[RECORD EXCERPTS]
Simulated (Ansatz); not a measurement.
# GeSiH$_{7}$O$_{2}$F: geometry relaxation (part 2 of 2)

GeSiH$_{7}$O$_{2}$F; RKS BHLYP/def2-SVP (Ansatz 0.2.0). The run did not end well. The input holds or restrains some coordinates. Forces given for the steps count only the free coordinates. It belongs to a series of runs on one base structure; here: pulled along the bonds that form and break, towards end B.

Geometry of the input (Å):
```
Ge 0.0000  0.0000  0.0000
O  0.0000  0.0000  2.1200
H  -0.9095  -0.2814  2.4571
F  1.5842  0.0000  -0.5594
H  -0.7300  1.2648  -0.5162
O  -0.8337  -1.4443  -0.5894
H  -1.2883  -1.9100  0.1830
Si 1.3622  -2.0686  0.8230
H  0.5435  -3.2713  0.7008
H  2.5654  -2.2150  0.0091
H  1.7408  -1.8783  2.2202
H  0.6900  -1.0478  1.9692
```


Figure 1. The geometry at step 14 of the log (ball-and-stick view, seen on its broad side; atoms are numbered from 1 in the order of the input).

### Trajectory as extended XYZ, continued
[/RECORD EXCERPTS]

What you should output is every line of the records above, from the first through the line containing "Figure 1. The", unchanged.

TASK SOLUTION —
Simulated (Ansatz); not a measurement.
# GeSiH$_{7}$O$_{2}$F: geometry relaxation (part 2 of 2)

GeSiH$_{7}$O$_{2}$F; RKS BHLYP/def2-SVP (Ansatz 0.2.0). The run did not end well. The input holds or restrains some coordinates. Forces given for the steps count only the free coordinates. It belongs to a series of runs on one base structure; here: pulled along the bonds that form and break, towards end B.

Geometry of the input (Å):
```
Ge 0.0000  0.0000  0.0000
O  0.0000  0.0000  2.1200
H  -0.9095  -0.2814  2.4571
F  1.5842  0.0000  -0.5594
H  -0.7300  1.2648  -0.5162
O  -0.8337  -1.4443  -0.5894
H  -1.2883  -1.9100  0.1830
Si 1.3622  -2.0686  0.8230
H  0.5435  -3.2713  0.7008
H  2.5654  -2.2150  0.0091
H  1.7408  -1.8783  2.2202
H  0.6900  -1.0478  1.9692
```


Figure 1. The geometry at step 14 of the log (ball-and-stick view, seen on its broad side; atoms are numbered from 1 in the order of the input).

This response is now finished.